- **Task item**:
Would you print the material exactly, starting at its first line and ending at the line holding "Hardware: 1 thread"?

- **Available data**:
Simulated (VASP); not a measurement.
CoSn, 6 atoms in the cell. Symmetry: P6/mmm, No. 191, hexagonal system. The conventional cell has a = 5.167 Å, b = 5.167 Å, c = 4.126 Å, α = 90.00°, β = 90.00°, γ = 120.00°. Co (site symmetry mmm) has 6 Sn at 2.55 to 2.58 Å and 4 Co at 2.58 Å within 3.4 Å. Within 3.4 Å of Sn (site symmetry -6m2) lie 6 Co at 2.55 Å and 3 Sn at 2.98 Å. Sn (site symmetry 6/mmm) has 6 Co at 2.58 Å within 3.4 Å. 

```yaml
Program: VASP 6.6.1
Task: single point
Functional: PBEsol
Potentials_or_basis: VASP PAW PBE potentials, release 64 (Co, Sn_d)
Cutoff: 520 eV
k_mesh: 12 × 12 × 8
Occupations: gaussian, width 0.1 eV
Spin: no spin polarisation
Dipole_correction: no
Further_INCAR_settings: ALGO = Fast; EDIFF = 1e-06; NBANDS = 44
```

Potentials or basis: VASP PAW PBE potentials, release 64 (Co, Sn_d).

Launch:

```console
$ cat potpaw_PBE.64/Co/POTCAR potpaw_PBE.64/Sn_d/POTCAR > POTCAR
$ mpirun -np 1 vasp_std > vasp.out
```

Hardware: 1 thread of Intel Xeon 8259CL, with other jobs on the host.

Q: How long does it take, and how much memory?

- **Response area**:
Simulated (VASP); not a measurement.
CoSn, 6 atoms in the cell. Symmetry: P6/mmm, No. 191, hexagonal system. The conventional cell has a = 5.167 Å, b = 5.167 Å, c = 4.126 Å, α = 90.00°, β = 90.00°, γ = 120.00°. Co (site symmetry mmm) has 6 Sn at 2.55 to 2.58 Å and 4 Co at 2.58 Å within 3.4 Å. Within 3.4 Å of Sn (site symmetry -6m2) lie 6 Co at 2.55 Å and 3 Sn at 2.98 Å. Sn (site symmetry 6/mmm) has 6 Co at 2.58 Å within 3.4 Å. 

```yaml
Program: VASP 6.6.1
Task: single point
Functional: PBEsol
Potentials_or_basis: VASP PAW PBE potentials, release 64 (Co, Sn_d)
Cutoff: 520 eV
k_mesh: 12 × 12 × 8
Occupations: gaussian, width 0.1 eV
Spin: no spin polarisation
Dipole_correction: no
Further_INCAR_settings: ALGO = Fast; EDIFF = 1e-06; NBANDS = 44
```

Potentials or basis: VASP PAW PBE potentials, release 64 (Co, Sn_d).

Launch:

```console
$ cat potpaw_PBE.64/Co/POTCAR potpaw_PBE.64/Sn_d/POTCAR > POTCAR
$ mpirun -np 1 vasp_std > vasp.out
```

Hardware: 1 thread of Intel Xeon 8259CL, with other jobs on the host.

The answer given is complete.